- Requirement
Set down the lines of the data exactly, starting at the first and stopping after the line containing "Pressure: -0.1 GPa".

- Dataset records
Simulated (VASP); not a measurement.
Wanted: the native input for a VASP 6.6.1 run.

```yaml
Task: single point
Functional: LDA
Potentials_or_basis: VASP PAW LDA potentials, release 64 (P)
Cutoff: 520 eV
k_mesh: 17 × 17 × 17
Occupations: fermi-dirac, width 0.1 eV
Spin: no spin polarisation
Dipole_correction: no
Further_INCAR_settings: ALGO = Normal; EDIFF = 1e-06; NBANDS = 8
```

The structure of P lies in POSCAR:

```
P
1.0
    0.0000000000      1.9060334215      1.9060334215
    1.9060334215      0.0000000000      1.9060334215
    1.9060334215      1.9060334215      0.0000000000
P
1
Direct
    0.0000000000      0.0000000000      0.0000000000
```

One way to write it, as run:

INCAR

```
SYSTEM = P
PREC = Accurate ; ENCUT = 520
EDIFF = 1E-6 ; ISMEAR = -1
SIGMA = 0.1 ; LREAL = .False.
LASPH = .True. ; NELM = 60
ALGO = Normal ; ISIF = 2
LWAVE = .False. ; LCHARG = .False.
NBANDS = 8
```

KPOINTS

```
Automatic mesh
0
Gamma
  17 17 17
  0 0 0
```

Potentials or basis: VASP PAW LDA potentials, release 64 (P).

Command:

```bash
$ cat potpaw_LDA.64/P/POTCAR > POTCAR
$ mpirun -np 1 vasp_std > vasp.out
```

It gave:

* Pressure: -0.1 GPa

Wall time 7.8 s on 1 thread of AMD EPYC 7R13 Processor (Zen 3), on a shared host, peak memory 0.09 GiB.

- Response box
Simulated (VASP); not a measurement.
Wanted: the native input for a VASP 6.6.1 run.

```yaml
Task: single point
Functional: LDA
Potentials_or_basis: VASP PAW LDA potentials, release 64 (P)
Cutoff: 520 eV
k_mesh: 17 × 17 × 17
Occupations: fermi-dirac, width 0.1 eV
Spin: no spin polarisation
Dipole_correction: no
Further_INCAR_settings: ALGO = Normal; EDIFF = 1e-06; NBANDS = 8
```

The structure of P lies in POSCAR:

```
P
1.0
    0.0000000000      1.9060334215      1.9060334215
    1.9060334215      0.0000000000      1.9060334215
    1.9060334215      1.9060334215      0.0000000000
P
1
Direct
    0.0000000000      0.0000000000      0.0000000000
```

One way to write it, as run:

INCAR

```
SYSTEM = P
PREC = Accurate ; ENCUT = 520
EDIFF = 1E-6 ; ISMEAR = -1
SIGMA = 0.1 ; LREAL = .False.
LASPH = .True. ; NELM = 60
ALGO = Normal ; ISIF = 2
LWAVE = .False. ; LCHARG = .False.
NBANDS = 8
```

KPOINTS

```
Automatic mesh
0
Gamma
  17 17 17
  0 0 0
```

Potentials or basis: VASP PAW LDA potentials, release 64 (P).

Command:

```bash
$ cat potpaw_LDA.64/P/POTCAR > POTCAR
$ mpirun -np 1 vasp_std > vasp.out
```

It gave:

* Pressure: -0.1 GPa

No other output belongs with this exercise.